> [SUPPLIED INFORMATION]:
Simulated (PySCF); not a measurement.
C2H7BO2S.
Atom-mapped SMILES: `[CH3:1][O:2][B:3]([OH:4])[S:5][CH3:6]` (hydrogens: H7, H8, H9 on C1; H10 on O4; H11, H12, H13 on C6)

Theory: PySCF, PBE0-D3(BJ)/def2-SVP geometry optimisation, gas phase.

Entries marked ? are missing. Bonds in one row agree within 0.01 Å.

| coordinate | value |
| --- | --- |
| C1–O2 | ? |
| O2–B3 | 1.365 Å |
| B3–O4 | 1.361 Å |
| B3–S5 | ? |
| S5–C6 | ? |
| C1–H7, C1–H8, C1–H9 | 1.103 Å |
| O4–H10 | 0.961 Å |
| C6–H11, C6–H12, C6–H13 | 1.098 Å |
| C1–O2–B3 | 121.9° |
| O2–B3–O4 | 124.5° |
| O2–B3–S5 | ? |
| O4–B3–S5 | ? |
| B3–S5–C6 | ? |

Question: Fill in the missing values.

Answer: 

> [REQUIRED ACTION]:
All lines in the material are to be returned exactly.

> [PROBLEM SOLUTION]:
Simulated (PySCF); not a measurement.
C2H7BO2S.
Atom-mapped SMILES: `[CH3:1][O:2][B:3]([OH:4])[S:5][CH3:6]` (hydrogens: H7, H8, H9 on C1; H10 on O4; H11, H12, H13 on C6)

Theory: PySCF, PBE0-D3(BJ)/def2-SVP geometry optimisation, gas phase.

Entries marked ? are missing. Bonds in one row agree within 0.01 Å.

| coordinate | value |
| --- | --- |
| C1–O2 | ? |
| O2–B3 | 1.365 Å |
| B3–O4 | 1.361 Å |
| B3–S5 | ? |
| S5–C6 | ? |
| C1–H7, C1–H8, C1–H9 | 1.103 Å |
| O4–H10 | 0.961 Å |
| C6–H11, C6–H12, C6–H13 | 1.098 Å |
| C1–O2–B3 | 121.9° |
| O2–B3–O4 | 124.5° |
| O2–B3–S5 | ? |
| O4–B3–S5 | ? |
| B3–S5–C6 | ? |

Question: Fill in the missing values.

Answer: 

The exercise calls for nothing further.